_WORK TASK_
Up through the line that contains "Dipole correction: no", retype the entries exactly, beginning at the very first line.

___

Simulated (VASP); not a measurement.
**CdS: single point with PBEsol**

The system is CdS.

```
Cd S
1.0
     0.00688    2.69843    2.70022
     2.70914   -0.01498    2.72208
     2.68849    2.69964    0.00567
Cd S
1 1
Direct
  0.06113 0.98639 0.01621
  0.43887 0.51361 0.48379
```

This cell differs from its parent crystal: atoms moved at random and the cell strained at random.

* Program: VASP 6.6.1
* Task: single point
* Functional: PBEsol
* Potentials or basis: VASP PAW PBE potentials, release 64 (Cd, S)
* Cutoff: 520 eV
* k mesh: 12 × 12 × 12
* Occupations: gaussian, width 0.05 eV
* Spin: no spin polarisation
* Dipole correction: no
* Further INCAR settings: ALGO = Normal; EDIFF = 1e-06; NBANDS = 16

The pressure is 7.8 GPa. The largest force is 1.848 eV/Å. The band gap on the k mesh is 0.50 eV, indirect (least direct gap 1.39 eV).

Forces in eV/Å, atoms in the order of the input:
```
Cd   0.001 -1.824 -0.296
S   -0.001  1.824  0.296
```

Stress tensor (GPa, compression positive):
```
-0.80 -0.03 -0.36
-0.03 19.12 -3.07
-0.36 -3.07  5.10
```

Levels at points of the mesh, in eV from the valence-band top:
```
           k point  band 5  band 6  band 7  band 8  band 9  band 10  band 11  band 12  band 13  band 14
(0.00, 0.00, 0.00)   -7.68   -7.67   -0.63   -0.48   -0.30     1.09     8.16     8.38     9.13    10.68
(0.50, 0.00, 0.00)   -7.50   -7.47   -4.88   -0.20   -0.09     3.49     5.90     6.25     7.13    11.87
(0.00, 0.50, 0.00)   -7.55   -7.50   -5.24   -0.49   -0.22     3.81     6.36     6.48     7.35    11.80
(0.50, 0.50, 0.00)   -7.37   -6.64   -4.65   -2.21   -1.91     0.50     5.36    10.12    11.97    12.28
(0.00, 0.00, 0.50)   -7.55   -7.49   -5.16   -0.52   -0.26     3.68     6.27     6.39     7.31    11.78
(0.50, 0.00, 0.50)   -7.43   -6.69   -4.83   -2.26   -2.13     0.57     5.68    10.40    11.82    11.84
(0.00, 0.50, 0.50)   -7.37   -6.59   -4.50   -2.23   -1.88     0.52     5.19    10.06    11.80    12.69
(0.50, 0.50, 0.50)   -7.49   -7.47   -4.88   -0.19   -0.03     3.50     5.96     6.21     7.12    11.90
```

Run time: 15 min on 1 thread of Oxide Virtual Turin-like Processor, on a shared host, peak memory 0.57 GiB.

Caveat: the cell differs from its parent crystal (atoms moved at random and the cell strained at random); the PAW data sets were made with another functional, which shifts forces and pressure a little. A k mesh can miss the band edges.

___

_RESPONSE BOX_
Simulated (VASP); not a measurement.
**CdS: single point with PBEsol**

The system is CdS.

```
Cd S
1.0
     0.00688    2.69843    2.70022
     2.70914   -0.01498    2.72208
     2.68849    2.69964    0.00567
Cd S
1 1
Direct
  0.06113 0.98639 0.01621
  0.43887 0.51361 0.48379
```

This cell differs from its parent crystal: atoms moved at random and the cell strained at random.

* Program: VASP 6.6.1
* Task: single point
* Functional: PBEsol
* Potentials or basis: VASP PAW PBE potentials, release 64 (Cd, S)
* Cutoff: 520 eV
* k mesh: 12 × 12 × 12
* Occupations: gaussian, width 0.05 eV
* Spin: no spin polarisation
* Dipole correction: no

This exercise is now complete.